## WORK ORDER:
Set down word for word the lines that begin the entries and run through the line containing "Potentials or basis: VASP". Give nothing further.

## INFORMATION GIVEN:
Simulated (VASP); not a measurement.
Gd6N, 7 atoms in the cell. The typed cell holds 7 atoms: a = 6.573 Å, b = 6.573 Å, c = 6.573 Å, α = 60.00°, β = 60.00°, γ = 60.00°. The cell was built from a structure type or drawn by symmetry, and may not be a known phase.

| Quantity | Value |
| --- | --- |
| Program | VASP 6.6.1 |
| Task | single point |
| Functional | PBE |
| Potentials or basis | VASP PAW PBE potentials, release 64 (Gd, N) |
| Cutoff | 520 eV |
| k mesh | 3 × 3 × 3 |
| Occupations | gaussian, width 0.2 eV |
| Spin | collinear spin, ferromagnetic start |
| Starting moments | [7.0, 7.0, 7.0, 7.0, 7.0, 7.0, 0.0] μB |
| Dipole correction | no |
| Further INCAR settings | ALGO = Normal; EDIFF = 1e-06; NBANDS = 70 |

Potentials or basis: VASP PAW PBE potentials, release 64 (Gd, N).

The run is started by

## YOUR SOLUTION:
Simulated (VASP); not a measurement.
Gd6N, 7 atoms in the cell. The typed cell holds 7 atoms: a = 6.573 Å, b = 6.573 Å, c = 6.573 Å, α = 60.00°, β = 60.00°, γ = 60.00°. The cell was built from a structure type or drawn by symmetry, and may not be a known phase.

| Quantity | Value |
| --- | --- |
| Program | VASP 6.6.1 |
| Task | single point |
| Functional | PBE |
| Potentials or basis | VASP PAW PBE potentials, release 64 (Gd, N) |
| Cutoff | 520 eV |
| k mesh | 3 × 3 × 3 |
| Occupations | gaussian, width 0.2 eV |
| Spin | collinear spin, ferromagnetic start |
| Starting moments | [7.0, 7.0, 7.0, 7.0, 7.0, 7.0, 0.0] μB |
| Dipole correction | no |
| Further INCAR settings | ALGO = Normal; EDIFF = 1e-06; NBANDS = 70 |

Potentials or basis: VASP PAW PBE potentials, release 64 (Gd, N).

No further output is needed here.